#### [Action item]
Would you return every entry, exactly as it is written?

[[ The data, beginning ]]

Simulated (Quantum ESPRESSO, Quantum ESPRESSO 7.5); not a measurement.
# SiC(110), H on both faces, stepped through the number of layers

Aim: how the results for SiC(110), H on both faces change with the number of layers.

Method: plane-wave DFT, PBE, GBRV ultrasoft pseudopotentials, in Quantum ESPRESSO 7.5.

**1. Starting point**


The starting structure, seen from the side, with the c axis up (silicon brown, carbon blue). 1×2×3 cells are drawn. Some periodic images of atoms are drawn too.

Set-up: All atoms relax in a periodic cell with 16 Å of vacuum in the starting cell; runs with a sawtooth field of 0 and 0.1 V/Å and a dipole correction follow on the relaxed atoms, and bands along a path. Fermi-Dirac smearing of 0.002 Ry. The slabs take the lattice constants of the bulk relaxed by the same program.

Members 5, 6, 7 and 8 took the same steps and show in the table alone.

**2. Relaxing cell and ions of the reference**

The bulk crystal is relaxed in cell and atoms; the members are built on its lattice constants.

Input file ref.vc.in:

[[ The data, end ]]

#### [Task answer]
Simulated (Quantum ESPRESSO, Quantum ESPRESSO 7.5); not a measurement.
# SiC(110), H on both faces, stepped through the number of layers

Aim: how the results for SiC(110), H on both faces change with the number of layers.

Method: plane-wave DFT, PBE, GBRV ultrasoft pseudopotentials, in Quantum ESPRESSO 7.5.

**1. Starting point**


The starting structure, seen from the side, with the c axis up (silicon brown, carbon blue). 1×2×3 cells are drawn. Some periodic images of atoms are drawn too.

Set-up: All atoms relax in a periodic cell with 16 Å of vacuum in the starting cell; runs with a sawtooth field of 0 and 0.1 V/Å and a dipole correction follow on the relaxed atoms, and bands along a path. Fermi-Dirac smearing of 0.002 Ry. The slabs take the lattice constants of the bulk relaxed by the same program.

Members 5, 6, 7 and 8 took the same steps and show in the table alone.

**2. Relaxing cell and ions of the reference**

The bulk crystal is relaxed in cell and atoms; the members are built on its lattice constants.

Input file ref.vc.in:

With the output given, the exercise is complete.